Input data:
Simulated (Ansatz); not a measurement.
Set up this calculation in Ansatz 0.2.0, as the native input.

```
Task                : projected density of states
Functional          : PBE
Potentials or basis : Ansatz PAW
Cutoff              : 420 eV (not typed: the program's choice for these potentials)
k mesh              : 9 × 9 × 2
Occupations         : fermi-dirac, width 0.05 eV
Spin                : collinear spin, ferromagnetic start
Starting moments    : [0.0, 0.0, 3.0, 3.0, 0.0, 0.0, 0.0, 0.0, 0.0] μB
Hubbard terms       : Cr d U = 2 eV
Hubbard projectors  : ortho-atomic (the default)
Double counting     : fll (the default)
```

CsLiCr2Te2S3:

Work request: An exact copy of the material above is needed.

Response:
Simulated (Ansatz); not a measurement.
Set up this calculation in Ansatz 0.2.0, as the native input.

```
Task                : projected density of states
Functional          : PBE
Potentials or basis : Ansatz PAW
Cutoff              : 420 eV (not typed: the program's choice for these potentials)
k mesh              : 9 × 9 × 2
Occupations         : fermi-dirac, width 0.05 eV
Spin                : collinear spin, ferromagnetic start
Starting moments    : [0.0, 0.0, 3.0, 3.0, 0.0, 0.0, 0.0, 0.0, 0.0] μB
Hubbard terms       : Cr d U = 2 eV
Hubbard projectors  : ortho-atomic (the default)
Double counting     : fll (the default)
```

CsLiCr2Te2S3:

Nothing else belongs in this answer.